SUPPLIED RECORDS START

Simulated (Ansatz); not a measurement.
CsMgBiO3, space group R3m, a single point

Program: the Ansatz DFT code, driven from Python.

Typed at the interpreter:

SUPPLIED RECORDS END

WORK ITEM:
Transcribe the entries above, every line exactly as it reads.

YOUR RESPONSE:
Simulated (Ansatz); not a measurement.
CsMgBiO3, space group R3m, a single point

Program: the Ansatz DFT code, driven from Python.

Typed at the interpreter:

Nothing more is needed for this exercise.